For the material below, return exactly the lines starting at the line containing "A ball-and-stick model" and ending at the line containing "Question: What did", both ends included, and no others.

** Opening SUPPLIED DATA block **
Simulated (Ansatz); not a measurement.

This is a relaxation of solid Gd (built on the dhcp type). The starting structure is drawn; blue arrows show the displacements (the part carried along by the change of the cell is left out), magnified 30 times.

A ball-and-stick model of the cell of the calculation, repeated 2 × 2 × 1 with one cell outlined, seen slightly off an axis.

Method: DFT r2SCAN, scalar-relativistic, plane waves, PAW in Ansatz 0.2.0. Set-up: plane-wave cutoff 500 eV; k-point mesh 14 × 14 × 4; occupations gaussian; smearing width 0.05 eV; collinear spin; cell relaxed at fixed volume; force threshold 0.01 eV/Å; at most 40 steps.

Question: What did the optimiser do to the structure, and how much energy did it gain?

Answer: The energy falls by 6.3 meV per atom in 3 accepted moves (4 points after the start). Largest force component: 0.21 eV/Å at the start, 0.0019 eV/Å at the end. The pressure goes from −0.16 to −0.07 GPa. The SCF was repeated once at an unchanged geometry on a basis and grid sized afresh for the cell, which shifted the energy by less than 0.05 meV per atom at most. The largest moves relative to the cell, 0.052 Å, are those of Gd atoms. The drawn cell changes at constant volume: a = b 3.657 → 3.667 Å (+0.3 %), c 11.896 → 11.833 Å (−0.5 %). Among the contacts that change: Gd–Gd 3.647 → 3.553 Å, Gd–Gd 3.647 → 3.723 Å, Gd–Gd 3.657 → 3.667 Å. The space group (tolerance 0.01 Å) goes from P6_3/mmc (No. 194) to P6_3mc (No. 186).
** Closing SUPPLIED DATA block **

TASK ANSWER |
A ball-and-stick model of the cell of the calculation, repeated 2 × 2 × 1 with one cell outlined, seen slightly off an axis.

Method: DFT r2SCAN, scalar-relativistic, plane waves, PAW in Ansatz 0.2.0. Set-up: plane-wave cutoff 500 eV; k-point mesh 14 × 14 × 4; occupations gaussian; smearing width 0.05 eV; collinear spin; cell relaxed at fixed volume; force threshold 0.01 eV/Å; at most 40 steps.

Question: What did the optimiser do to the structure, and how much energy did it gain?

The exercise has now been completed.